___ Material shown ___
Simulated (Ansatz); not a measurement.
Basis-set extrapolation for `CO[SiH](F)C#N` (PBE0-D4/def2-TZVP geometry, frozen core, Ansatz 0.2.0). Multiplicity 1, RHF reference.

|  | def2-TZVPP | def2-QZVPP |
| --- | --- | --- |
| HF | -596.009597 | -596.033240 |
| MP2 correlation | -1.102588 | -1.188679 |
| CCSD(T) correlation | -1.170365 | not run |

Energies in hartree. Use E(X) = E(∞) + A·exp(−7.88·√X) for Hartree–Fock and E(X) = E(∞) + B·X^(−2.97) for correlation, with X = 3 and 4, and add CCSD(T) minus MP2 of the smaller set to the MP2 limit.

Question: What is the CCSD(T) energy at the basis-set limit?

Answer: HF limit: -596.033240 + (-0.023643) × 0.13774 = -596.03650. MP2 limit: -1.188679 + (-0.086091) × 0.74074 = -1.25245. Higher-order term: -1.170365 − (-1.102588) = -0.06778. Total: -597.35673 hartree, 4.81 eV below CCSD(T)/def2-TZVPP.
___

» **Requirement**: Copy every line of the records above, starting with the first, up to and including the line containing "Question: What is".

» **Task answer**:
Simulated (Ansatz); not a measurement.
Basis-set extrapolation for `CO[SiH](F)C#N` (PBE0-D4/def2-TZVP geometry, frozen core, Ansatz 0.2.0). Multiplicity 1, RHF reference.

|  | def2-TZVPP | def2-QZVPP |
| --- | --- | --- |
| HF | -596.009597 | -596.033240 |
| MP2 correlation | -1.102588 | -1.188679 |
| CCSD(T) correlation | -1.170365 | not run |

Energies in hartree. Use E(X) = E(∞) + A·exp(−7.88·√X) for Hartree–Fock and E(X) = E(∞) + B·X^(−2.97) for correlation, with X = 3 and 4, and add CCSD(T) minus MP2 of the smaller set to the MP2 limit.

Question: What is the CCSD(T) energy at the basis-set limit?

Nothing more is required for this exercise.